BEGIN
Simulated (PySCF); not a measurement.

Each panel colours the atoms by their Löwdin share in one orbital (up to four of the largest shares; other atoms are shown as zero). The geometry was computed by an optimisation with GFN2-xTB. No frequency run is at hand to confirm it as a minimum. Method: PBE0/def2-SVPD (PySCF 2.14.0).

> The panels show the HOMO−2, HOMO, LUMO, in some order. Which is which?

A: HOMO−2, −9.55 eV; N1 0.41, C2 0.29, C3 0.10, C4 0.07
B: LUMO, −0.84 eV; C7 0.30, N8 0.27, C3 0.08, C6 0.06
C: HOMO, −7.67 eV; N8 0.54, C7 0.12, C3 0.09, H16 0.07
END

→ Assignment:
Retype, in the same exact form, the lines of the material above from the line holding "Which is which?" through the line holding "B: LUMO, −0.84".

→ Response:
> The panels show the HOMO−2, HOMO, LUMO, in some order. Which is which?

A: HOMO−2, −9.55 eV; N1 0.41, C2 0.29, C3 0.10, C4 0.07
B: LUMO, −0.84 eV; C7 0.30, N8 0.27, C3 0.08, C6 0.06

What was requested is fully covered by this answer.